[ACTION ITEM]
In the listing beneath this line, copy exactly the lines starting with the one containing "Answer: (a) 3.47; (b) 3.33; (c) 6.0." and going on through the one containing "Caveats: the PAW".

[EXTRACTED ENTRIES]
*** Begin section ***

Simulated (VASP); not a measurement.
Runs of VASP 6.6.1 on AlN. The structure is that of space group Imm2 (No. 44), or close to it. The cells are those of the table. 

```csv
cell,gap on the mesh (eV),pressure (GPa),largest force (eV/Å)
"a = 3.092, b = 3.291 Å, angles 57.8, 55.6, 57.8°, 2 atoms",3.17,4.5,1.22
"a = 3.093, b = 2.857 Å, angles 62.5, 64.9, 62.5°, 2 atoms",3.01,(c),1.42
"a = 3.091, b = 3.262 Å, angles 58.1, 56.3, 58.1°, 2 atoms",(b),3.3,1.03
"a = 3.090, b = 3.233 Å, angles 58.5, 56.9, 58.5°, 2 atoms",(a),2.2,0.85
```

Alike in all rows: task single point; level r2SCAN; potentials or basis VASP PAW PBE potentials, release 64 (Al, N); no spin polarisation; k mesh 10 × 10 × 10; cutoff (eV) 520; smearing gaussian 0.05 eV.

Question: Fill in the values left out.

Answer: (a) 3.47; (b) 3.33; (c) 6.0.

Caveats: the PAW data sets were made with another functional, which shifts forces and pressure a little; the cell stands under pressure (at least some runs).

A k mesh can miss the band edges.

*** End section ***

[EXERCISE ANSWER]
Answer: (a) 3.47; (b) 3.33; (c) 6.0.

Caveats: the PAW data sets were made with another functional, which shifts forces and pressure a little; the cell stands under pressure (at least some runs).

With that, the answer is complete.